- _Work request_: Scan the records below for the line containing "mesh | 8 × 8 × 8 |" and the line containing "Problem. How long". Copy both, plus every line between, exactly.

- _Material shown_:
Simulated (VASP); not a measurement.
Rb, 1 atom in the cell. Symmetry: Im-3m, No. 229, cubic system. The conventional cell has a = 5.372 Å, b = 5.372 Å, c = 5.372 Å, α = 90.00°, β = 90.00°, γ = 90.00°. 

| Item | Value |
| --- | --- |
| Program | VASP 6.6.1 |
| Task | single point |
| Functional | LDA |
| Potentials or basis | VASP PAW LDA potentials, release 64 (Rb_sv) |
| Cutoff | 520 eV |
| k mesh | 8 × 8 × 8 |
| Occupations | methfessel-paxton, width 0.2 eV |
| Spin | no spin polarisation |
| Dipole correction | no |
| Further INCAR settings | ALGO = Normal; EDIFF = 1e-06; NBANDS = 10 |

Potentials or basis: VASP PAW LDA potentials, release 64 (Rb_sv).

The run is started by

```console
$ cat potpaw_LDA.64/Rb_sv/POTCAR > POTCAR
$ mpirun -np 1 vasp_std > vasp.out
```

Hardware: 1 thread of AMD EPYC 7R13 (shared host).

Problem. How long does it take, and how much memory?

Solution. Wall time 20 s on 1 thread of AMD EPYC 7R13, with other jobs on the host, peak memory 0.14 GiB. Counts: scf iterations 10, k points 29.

- _Exercise solution_:
| k mesh | 8 × 8 × 8 |
| Occupations | methfessel-paxton, width 0.2 eV |
| Spin | no spin polarisation |
| Dipole correction | no |
| Further INCAR settings | ALGO = Normal; EDIFF = 1e-06; NBANDS = 10 |

Potentials or basis: VASP PAW LDA potentials, release 64 (Rb_sv).

The run is started by

```console
$ cat potpaw_LDA.64/Rb_sv/POTCAR > POTCAR
$ mpirun -np 1 vasp_std > vasp.out
```

Hardware: 1 thread of AMD EPYC 7R13 (shared host).

Problem. How long does it take, and how much memory?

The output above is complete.